- REQUIREMENT
Reproduce each line of the listing exactly.

- INFORMATION SUPPLIED
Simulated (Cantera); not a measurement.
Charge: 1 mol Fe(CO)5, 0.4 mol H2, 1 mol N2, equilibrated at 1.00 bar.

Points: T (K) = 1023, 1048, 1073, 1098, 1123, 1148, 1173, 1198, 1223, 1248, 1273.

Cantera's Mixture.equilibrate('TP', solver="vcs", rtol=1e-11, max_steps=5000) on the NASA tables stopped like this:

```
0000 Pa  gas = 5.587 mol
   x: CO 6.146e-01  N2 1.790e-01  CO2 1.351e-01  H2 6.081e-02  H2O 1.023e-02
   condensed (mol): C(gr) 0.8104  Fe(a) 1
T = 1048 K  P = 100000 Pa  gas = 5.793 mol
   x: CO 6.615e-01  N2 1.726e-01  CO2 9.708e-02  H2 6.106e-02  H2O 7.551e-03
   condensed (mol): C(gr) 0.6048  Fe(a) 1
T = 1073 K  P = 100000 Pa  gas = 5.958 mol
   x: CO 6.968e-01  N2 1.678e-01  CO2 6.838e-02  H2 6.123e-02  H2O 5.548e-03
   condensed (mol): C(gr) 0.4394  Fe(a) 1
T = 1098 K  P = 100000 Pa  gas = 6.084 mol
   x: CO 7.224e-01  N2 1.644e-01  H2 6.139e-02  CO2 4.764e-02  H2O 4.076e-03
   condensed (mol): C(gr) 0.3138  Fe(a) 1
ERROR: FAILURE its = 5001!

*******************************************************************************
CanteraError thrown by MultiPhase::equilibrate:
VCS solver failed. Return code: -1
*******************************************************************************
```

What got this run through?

- REPLY
Simulated (Cantera); not a measurement.
Charge: 1 mol Fe(CO)5, 0.4 mol H2, 1 mol N2, equilibrated at 1.00 bar.

Points: T (K) = 1023, 1048, 1073, 1098, 1123, 1148, 1173, 1198, 1223, 1248, 1273.

Cantera's Mixture.equilibrate('TP', solver="vcs", rtol=1e-11, max_steps=5000) on the NASA tables stopped like this:

```
0000 Pa  gas = 5.587 mol
   x: CO 6.146e-01  N2 1.790e-01  CO2 1.351e-01  H2 6.081e-02  H2O 1.023e-02
   condensed (mol): C(gr) 0.8104  Fe(a) 1
T = 1048 K  P = 100000 Pa  gas = 5.793 mol
   x: CO 6.615e-01  N2 1.726e-01  CO2 9.708e-02  H2 6.106e-02  H2O 7.551e-03
   condensed (mol): C(gr) 0.6048  Fe(a) 1
T = 1073 K  P = 100000 Pa  gas = 5.958 mol
   x: CO 6.968e-01  N2 1.678e-01  CO2 6.838e-02  H2 6.123e-02  H2O 5.548e-03
   condensed (mol): C(gr) 0.4394  Fe(a) 1
T = 1098 K  P = 100000 Pa  gas = 6.084 mol
   x: CO 7.224e-01  N2 1.644e-01  H2 6.139e-02  CO2 4.764e-02  H2O 4.076e-03
   condensed (mol): C(gr) 0.3138  Fe(a) 1
ERROR: FAILURE its = 5001!

*******************************************************************************
CanteraError thrown by MultiPhase::equilibrate:
VCS solver failed. Return code: -1
*******************************************************************************
```

What got this run through?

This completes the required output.